**Given records**
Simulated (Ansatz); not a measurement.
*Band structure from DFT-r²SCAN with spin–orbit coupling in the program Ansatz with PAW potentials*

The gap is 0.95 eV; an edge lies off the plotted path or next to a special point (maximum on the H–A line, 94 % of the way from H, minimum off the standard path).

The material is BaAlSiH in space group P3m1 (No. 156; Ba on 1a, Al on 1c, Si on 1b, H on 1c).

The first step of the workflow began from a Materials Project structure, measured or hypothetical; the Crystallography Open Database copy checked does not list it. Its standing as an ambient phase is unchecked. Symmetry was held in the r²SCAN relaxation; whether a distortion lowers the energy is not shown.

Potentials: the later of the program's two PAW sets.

**Work request**
Reproduce the entries above exactly, starting at their first line and finishing with the line that contains "The material is".

**Task response**
Simulated (Ansatz); not a measurement.
*Band structure from DFT-r²SCAN with spin–orbit coupling in the program Ansatz with PAW potentials*

The gap is 0.95 eV; an edge lies off the plotted path or next to a special point (maximum on the H–A line, 94 % of the way from H, minimum off the standard path).

The material is BaAlSiH in space group P3m1 (No. 156; Ba on 1a, Al on 1c, Si on 1b, H on 1c).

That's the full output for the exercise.